» **Assignment**: Every line from the first one in the listing down to the line with "Q: Estimate Ansatz's values." should be restated word for word.

» **Record extracts**:
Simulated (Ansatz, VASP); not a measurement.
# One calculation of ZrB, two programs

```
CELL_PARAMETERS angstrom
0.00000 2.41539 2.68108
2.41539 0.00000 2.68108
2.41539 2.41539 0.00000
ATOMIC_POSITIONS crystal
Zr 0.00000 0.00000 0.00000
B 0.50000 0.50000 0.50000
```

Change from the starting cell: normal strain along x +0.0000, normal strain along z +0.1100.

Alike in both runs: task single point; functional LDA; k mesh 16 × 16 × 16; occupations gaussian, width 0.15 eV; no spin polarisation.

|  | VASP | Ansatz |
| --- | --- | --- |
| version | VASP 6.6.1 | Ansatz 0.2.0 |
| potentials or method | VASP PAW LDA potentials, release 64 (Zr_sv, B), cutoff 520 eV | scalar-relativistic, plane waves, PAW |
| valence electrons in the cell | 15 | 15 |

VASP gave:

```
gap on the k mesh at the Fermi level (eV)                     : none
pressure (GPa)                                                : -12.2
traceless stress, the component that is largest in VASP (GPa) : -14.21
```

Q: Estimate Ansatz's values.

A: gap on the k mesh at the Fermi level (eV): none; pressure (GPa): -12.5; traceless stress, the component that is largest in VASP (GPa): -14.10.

» **Response area**:
Simulated (Ansatz, VASP); not a measurement.
# One calculation of ZrB, two programs

```
CELL_PARAMETERS angstrom
0.00000 2.41539 2.68108
2.41539 0.00000 2.68108
2.41539 2.41539 0.00000
ATOMIC_POSITIONS crystal
Zr 0.00000 0.00000 0.00000
B 0.50000 0.50000 0.50000
```

Change from the starting cell: normal strain along x +0.0000, normal strain along z +0.1100.

Alike in both runs: task single point; functional LDA; k mesh 16 × 16 × 16; occupations gaussian, width 0.15 eV; no spin polarisation.

|  | VASP | Ansatz |
| --- | --- | --- |
| version | VASP 6.6.1 | Ansatz 0.2.0 |
| potentials or method | VASP PAW LDA potentials, release 64 (Zr_sv, B), cutoff 520 eV | scalar-relativistic, plane waves, PAW |
| valence electrons in the cell | 15 | 15 |

VASP gave:

```
gap on the k mesh at the Fermi level (eV)                     : none
pressure (GPa)                                                : -12.2
traceless stress, the component that is largest in VASP (GPa) : -14.21
```

Q: Estimate Ansatz's values.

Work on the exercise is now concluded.